* BRIEF *
All of the data below needs to be set down again, exactly as shown.

* LISTED RECORDS *
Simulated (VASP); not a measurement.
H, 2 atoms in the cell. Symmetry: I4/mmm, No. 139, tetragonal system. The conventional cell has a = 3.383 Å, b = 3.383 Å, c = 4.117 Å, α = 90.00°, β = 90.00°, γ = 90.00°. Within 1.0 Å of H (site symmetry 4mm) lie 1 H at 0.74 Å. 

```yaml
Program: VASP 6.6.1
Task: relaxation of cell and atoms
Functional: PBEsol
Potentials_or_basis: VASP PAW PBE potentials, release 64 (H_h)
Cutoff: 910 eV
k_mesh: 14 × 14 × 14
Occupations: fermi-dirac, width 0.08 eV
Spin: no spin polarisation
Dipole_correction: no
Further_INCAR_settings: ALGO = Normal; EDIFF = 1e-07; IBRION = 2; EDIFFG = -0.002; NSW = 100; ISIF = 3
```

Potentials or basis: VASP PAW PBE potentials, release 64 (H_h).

* ANSWER AREA *
Simulated (VASP); not a measurement.
H, 2 atoms in the cell. Symmetry: I4/mmm, No. 139, tetragonal system. The conventional cell has a = 3.383 Å, b = 3.383 Å, c = 4.117 Å, α = 90.00°, β = 90.00°, γ = 90.00°. Within 1.0 Å of H (site symmetry 4mm) lie 1 H at 0.74 Å. 

```yaml
Program: VASP 6.6.1
Task: relaxation of cell and atoms
Functional: PBEsol
Potentials_or_basis: VASP PAW PBE potentials, release 64 (H_h)
Cutoff: 910 eV
k_mesh: 14 × 14 × 14
Occupations: fermi-dirac, width 0.08 eV
Spin: no spin polarisation
Dipole_correction: no
Further_INCAR_settings: ALGO = Normal; EDIFF = 1e-07; IBRION = 2; EDIFFG = -0.002; NSW = 100; ISIF = 3
```

Potentials or basis: VASP PAW PBE potentials, release 64 (H_h).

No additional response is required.